# ASSIGNED TASK
Repeat exactly the lines of the entries below from the one with "All numbers are" through the one with "0.05 eV (indirect).", both ends included, and nothing else.

** Opening DATASET EXTRACT block **

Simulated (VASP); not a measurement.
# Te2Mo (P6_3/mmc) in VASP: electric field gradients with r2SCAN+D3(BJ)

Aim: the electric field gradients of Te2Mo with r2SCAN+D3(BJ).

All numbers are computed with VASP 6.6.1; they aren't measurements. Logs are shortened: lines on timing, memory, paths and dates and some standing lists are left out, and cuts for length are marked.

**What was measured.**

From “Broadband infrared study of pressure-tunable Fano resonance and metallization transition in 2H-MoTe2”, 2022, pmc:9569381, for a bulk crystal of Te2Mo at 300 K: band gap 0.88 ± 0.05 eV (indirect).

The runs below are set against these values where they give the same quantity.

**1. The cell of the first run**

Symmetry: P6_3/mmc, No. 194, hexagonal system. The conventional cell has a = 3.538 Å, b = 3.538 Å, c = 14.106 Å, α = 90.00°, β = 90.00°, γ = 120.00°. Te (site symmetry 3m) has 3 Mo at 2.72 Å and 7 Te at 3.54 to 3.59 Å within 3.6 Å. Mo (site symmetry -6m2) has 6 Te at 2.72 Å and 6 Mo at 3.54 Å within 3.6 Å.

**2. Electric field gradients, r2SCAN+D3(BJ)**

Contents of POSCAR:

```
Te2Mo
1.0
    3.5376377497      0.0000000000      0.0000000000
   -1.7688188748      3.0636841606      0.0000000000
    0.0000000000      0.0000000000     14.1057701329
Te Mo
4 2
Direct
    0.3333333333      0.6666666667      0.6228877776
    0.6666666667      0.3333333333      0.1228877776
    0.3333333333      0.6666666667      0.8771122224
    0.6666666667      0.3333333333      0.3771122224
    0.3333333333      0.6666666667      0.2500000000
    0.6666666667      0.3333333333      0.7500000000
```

** Closing DATASET EXTRACT block **

# EXERCISE ANSWER
All numbers are computed with VASP 6.6.1; they aren't measurements. Logs are shortened: lines on timing, memory, paths and dates and some standing lists are left out, and cuts for length are marked.

**What was measured.**

From “Broadband infrared study of pressure-tunable Fano resonance and metallization transition in 2H-MoTe2”, 2022, pmc:9569381, for a bulk crystal of Te2Mo at 300 K: band gap 0.88 ± 0.05 eV (indirect).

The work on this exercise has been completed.